> [Requirement]
Please output exactly the part of the records below that opens with the line containing "The input files" and closes with the line containing "Problem. Translate this", both lines included, and nothing else.

> [Record set]
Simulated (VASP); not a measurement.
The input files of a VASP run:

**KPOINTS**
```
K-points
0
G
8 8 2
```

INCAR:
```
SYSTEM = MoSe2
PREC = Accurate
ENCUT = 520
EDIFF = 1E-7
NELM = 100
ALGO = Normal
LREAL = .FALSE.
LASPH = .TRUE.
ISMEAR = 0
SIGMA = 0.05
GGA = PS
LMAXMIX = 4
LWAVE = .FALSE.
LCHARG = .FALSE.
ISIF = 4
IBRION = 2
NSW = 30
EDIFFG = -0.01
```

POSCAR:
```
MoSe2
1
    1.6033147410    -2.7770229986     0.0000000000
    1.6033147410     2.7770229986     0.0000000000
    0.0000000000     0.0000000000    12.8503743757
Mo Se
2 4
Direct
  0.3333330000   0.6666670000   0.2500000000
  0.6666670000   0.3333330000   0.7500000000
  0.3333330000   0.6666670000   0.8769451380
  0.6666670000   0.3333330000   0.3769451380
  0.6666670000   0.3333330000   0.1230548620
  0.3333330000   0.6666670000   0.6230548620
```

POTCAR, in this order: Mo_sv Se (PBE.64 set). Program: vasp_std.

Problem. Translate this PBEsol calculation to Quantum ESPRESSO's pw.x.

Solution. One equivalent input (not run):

> [Written answer]
The input files of a VASP run:

**KPOINTS**
```
K-points
0
G
8 8 2
```

INCAR:
```
SYSTEM = MoSe2
PREC = Accurate
ENCUT = 520
EDIFF = 1E-7
NELM = 100
ALGO = Normal
LREAL = .FALSE.
LASPH = .TRUE.
ISMEAR = 0
SIGMA = 0.05
GGA = PS
LMAXMIX = 4
LWAVE = .FALSE.
LCHARG = .FALSE.
ISIF = 4
IBRION = 2
NSW = 30
EDIFFG = -0.01
```

POSCAR:
```
MoSe2
1
    1.6033147410    -2.7770229986     0.0000000000
    1.6033147410     2.7770229986     0.0000000000
    0.0000000000     0.0000000000    12.8503743757
Mo Se
2 4
Direct
  0.3333330000   0.6666670000   0.2500000000
  0.6666670000   0.3333330000   0.7500000000
  0.3333330000   0.6666670000   0.8769451380
  0.6666670000   0.3333330000   0.3769451380
  0.6666670000   0.3333330000   0.1230548620
  0.3333330000   0.6666670000   0.6230548620
```

POTCAR, in this order: Mo_sv Se (PBE.64 set). Program: vasp_std.

Problem. Translate this PBEsol calculation to Quantum ESPRESSO's pw.x.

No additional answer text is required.